#### Work task:
Return the following entries exactly, word for word.

--
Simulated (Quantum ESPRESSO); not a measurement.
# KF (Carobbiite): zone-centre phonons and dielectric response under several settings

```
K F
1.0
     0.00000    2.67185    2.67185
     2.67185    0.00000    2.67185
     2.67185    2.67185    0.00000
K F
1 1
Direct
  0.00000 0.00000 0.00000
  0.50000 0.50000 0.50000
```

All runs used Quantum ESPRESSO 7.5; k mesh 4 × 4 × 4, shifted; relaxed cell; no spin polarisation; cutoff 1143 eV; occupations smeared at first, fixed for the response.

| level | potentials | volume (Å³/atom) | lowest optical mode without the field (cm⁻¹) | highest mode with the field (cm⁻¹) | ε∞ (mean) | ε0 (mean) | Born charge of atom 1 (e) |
--

#### Written answer:
Simulated (Quantum ESPRESSO); not a measurement.
# KF (Carobbiite): zone-centre phonons and dielectric response under several settings

```
K F
1.0
     0.00000    2.67185    2.67185
     2.67185    0.00000    2.67185
     2.67185    2.67185    0.00000
K F
1 1
Direct
  0.00000 0.00000 0.00000
  0.50000 0.50000 0.50000
```

All runs used Quantum ESPRESSO 7.5; k mesh 4 × 4 × 4, shifted; relaxed cell; no spin polarisation; cutoff 1143 eV; occupations smeared at first, fixed for the response.

| level | potentials | volume (Å³/atom) | lowest optical mode without the field (cm⁻¹) | highest mode with the field (cm⁻¹) | ε∞ (mean) | ε0 (mean) | Born charge of atom 1 (e) |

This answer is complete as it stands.